▸ **SUPPLIED INFORMATION**
»»

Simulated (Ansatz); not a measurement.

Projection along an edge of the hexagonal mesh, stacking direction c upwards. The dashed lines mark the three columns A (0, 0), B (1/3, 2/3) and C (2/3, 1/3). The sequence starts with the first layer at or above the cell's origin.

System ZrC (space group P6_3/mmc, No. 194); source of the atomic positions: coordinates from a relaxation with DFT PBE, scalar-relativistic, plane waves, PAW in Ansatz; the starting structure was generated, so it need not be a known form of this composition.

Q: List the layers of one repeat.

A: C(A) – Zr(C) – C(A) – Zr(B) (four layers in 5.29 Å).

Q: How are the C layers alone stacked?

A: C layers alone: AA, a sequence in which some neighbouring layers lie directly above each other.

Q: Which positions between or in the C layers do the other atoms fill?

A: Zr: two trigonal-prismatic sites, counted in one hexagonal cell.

««

▸ **EXERCISE**
Could you restate word for word the lines above from the one containing "Projection along an" through the one containing "A: C layers", both included, and nothing else?

▸ **EXERCISE SOLUTION**
Projection along an edge of the hexagonal mesh, stacking direction c upwards. The dashed lines mark the three columns A (0, 0), B (1/3, 2/3) and C (2/3, 1/3). The sequence starts with the first layer at or above the cell's origin.

System ZrC (space group P6_3/mmc, No. 194); source of the atomic positions: coordinates from a relaxation with DFT PBE, scalar-relativistic, plane waves, PAW in Ansatz; the starting structure was generated, so it need not be a known form of this composition.

Q: List the layers of one repeat.

A: C(A) – Zr(C) – C(A) – Zr(B) (four layers in 5.29 Å).

Q: How are the C layers alone stacked?

A: C layers alone: AA, a sequence in which some neighbouring layers lie directly above each other.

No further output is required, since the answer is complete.